▶ **Assignment**: The full set of entries should be repeated without a single change.

▶ **Listed entries**:
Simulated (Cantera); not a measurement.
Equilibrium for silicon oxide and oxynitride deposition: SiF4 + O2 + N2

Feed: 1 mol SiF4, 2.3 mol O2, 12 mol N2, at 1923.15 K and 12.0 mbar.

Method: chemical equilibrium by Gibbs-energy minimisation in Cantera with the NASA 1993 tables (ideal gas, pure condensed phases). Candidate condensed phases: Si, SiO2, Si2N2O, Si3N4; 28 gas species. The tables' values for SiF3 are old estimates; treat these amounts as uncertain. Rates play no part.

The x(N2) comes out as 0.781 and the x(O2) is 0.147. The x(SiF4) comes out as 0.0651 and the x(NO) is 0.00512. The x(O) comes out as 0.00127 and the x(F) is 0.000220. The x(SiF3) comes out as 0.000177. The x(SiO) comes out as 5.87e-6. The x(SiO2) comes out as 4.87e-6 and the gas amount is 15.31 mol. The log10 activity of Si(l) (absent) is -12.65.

▶ **Problem solution**:
Simulated (Cantera); not a measurement.
Equilibrium for silicon oxide and oxynitride deposition: SiF4 + O2 + N2

Feed: 1 mol SiF4, 2.3 mol O2, 12 mol N2, at 1923.15 K and 12.0 mbar.

Method: chemical equilibrium by Gibbs-energy minimisation in Cantera with the NASA 1993 tables (ideal gas, pure condensed phases). Candidate condensed phases: Si, SiO2, Si2N2O, Si3N4; 28 gas species. The tables' values for SiF3 are old estimates; treat these amounts as uncertain. Rates play no part.

The x(N2) comes out as 0.781 and the x(O2) is 0.147. The x(SiF4) comes out as 0.0651 and the x(NO) is 0.00512. The x(O) comes out as 0.00127 and the x(F) is 0.000220. The x(SiF3) comes out as 0.000177. The x(SiO) comes out as 5.87e-6. The x(SiO2) comes out as 4.87e-6 and the gas amount is 15.31 mol. The log10 activity of Si(l) (absent) is -12.65.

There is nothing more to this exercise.